> _DATASET CONTENT_
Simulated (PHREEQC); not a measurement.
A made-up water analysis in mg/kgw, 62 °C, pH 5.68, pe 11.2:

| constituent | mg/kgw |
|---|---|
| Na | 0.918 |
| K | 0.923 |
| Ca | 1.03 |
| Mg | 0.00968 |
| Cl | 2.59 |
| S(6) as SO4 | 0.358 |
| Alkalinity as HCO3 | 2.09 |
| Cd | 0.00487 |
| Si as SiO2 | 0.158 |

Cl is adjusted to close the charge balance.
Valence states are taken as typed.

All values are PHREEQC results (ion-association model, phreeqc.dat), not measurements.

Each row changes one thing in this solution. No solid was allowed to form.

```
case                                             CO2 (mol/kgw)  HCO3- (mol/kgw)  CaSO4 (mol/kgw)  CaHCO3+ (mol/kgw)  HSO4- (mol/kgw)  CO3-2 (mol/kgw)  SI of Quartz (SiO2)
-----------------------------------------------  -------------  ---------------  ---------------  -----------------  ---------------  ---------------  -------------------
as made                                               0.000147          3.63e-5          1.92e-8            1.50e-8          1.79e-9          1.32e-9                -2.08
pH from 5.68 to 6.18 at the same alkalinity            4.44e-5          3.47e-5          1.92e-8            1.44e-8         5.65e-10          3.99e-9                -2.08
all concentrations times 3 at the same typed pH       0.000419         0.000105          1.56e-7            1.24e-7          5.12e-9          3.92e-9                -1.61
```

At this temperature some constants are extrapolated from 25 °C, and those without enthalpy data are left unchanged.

> _WORK TASK_
Reproduce word for word the material above, starting with the line that has "A made-up water" and stopping after the line that has "All values are".

> _TASK SOLUTION_
A made-up water analysis in mg/kgw, 62 °C, pH 5.68, pe 11.2:

| constituent | mg/kgw |
|---|---|
| Na | 0.918 |
| K | 0.923 |
| Ca | 1.03 |
| Mg | 0.00968 |
| Cl | 2.59 |
| S(6) as SO4 | 0.358 |
| Alkalinity as HCO3 | 2.09 |
| Cd | 0.00487 |
| Si as SiO2 | 0.158 |

Cl is adjusted to close the charge balance.
Valence states are taken as typed.

All values are PHREEQC results (ion-association model, phreeqc.dat), not measurements.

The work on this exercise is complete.